ACTION ITEM
Send back exactly the lines from the opening line of the records below through the one with "Potentials or basis: Ansatz PAW.".

:: EXTRACTED INFORMATION

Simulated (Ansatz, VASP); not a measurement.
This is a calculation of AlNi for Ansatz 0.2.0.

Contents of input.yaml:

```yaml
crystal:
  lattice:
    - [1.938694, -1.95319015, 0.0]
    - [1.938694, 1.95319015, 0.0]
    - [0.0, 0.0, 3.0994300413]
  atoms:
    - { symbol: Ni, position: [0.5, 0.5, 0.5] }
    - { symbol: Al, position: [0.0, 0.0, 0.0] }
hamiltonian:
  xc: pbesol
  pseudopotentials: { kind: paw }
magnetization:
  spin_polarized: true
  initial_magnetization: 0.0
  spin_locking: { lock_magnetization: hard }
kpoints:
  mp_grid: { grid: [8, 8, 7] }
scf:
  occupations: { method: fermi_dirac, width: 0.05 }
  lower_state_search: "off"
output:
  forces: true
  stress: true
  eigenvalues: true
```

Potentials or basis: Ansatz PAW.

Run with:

::::

WORKED SOLUTION
Simulated (Ansatz, VASP); not a measurement.
This is a calculation of AlNi for Ansatz 0.2.0.

Contents of input.yaml:

```yaml
crystal:
  lattice:
    - [1.938694, -1.95319015, 0.0]
    - [1.938694, 1.95319015, 0.0]
    - [0.0, 0.0, 3.0994300413]
  atoms:
    - { symbol: Ni, position: [0.5, 0.5, 0.5] }
    - { symbol: Al, position: [0.0, 0.0, 0.0] }
hamiltonian:
  xc: pbesol
  pseudopotentials: { kind: paw }
magnetization:
  spin_polarized: true
  initial_magnetization: 0.0
  spin_locking: { lock_magnetization: hard }
kpoints:
  mp_grid: { grid: [8, 8, 7] }
scf:
  occupations: { method: fermi_dirac, width: 0.05 }
  lower_state_search: "off"
output:
  forces: true
  stress: true
  eigenvalues: true
```

Potentials or basis: Ansatz PAW.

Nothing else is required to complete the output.